* Requirement *
Produce all the records again exactly as they stand.

[[ Recorded information, beginning ]]

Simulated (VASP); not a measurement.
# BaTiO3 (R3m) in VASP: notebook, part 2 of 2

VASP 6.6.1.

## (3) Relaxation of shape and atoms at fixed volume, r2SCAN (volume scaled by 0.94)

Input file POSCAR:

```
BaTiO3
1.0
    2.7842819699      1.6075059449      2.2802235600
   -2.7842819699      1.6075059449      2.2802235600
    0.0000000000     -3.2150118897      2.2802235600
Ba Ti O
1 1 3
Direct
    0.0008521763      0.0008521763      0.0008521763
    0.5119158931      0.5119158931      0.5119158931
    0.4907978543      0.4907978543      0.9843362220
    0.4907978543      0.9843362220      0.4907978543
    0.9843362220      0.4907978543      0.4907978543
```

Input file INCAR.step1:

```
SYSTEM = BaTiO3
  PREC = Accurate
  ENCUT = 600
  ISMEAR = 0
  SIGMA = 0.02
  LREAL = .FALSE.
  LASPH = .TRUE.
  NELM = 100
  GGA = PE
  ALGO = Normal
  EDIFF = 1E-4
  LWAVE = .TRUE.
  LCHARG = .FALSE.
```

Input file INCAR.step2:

[[ Recorded information, end ]]

* Response box *
Simulated (VASP); not a measurement.
# BaTiO3 (R3m) in VASP: notebook, part 2 of 2

VASP 6.6.1.

## (3) Relaxation of shape and atoms at fixed volume, r2SCAN (volume scaled by 0.94)

Input file POSCAR:

```
BaTiO3
1.0
    2.7842819699      1.6075059449      2.2802235600
   -2.7842819699      1.6075059449      2.2802235600
    0.0000000000     -3.2150118897      2.2802235600
Ba Ti O
1 1 3
Direct
    0.0008521763      0.0008521763      0.0008521763
    0.5119158931      0.5119158931      0.5119158931
    0.4907978543      0.4907978543      0.9843362220
    0.4907978543      0.9843362220      0.4907978543
    0.9843362220      0.4907978543      0.4907978543
```

Input file INCAR.step1:

```
SYSTEM = BaTiO3
  PREC = Accurate
  ENCUT = 600
  ISMEAR = 0
  SIGMA = 0.02
  LREAL = .FALSE.
  LASPH = .TRUE.
  NELM = 100
  GGA = PE
  ALGO = Normal
  EDIFF = 1E-4
  LWAVE = .TRUE.
  LCHARG = .FALSE.
```

Input file INCAR.step2:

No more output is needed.